BEGIN Data for review

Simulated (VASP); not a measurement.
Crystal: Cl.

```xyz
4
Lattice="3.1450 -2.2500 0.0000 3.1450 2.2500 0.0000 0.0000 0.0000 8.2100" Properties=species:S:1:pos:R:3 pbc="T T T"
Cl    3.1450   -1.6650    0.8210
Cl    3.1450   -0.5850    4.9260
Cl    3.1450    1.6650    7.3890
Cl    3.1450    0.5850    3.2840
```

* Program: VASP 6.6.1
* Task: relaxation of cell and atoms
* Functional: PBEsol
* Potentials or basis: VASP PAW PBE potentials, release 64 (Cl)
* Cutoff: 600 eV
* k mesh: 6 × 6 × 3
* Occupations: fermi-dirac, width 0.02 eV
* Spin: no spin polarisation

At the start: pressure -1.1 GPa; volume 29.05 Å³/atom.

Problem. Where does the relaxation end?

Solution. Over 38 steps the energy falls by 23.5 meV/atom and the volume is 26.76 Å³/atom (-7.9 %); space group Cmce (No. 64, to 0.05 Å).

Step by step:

END Data for review

→ **Required action**: Please print verbatim each line from the first line of the entries above to the line that contains "release 64 (Cl)", inclusive, and nothing more.

→ **Response box**:
Simulated (VASP); not a measurement.
Crystal: Cl.

```xyz
4
Lattice="3.1450 -2.2500 0.0000 3.1450 2.2500 0.0000 0.0000 0.0000 8.2100" Properties=species:S:1:pos:R:3 pbc="T T T"
Cl    3.1450   -1.6650    0.8210
Cl    3.1450   -0.5850    4.9260
Cl    3.1450    1.6650    7.3890
Cl    3.1450    0.5850    3.2840
```

* Program: VASP 6.6.1
* Task: relaxation of cell and atoms
* Functional: PBEsol
* Potentials or basis: VASP PAW PBE potentials, release 64 (Cl)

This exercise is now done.